* **Activity**
Print verbatim the opening line of the material and every subsequent line through the one containing "Orthographic view. Depth".

* **Material shown**
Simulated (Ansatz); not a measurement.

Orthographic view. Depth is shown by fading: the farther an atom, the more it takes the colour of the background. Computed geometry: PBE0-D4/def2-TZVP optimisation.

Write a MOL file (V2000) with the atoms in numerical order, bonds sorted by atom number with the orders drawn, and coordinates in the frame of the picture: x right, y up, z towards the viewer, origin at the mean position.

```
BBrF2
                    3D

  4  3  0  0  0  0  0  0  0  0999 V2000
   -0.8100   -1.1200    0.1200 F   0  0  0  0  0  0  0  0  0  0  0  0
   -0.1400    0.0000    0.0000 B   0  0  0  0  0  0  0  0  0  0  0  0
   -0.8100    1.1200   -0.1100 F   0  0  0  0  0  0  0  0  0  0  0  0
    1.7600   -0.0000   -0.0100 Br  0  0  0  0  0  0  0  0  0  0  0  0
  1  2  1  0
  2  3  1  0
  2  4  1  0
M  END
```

* **Response box**
Simulated (Ansatz); not a measurement.

Orthographic view. Depth is shown by fading: the farther an atom, the more it takes the colour of the background. Computed geometry: PBE0-D4/def2-TZVP optimisation.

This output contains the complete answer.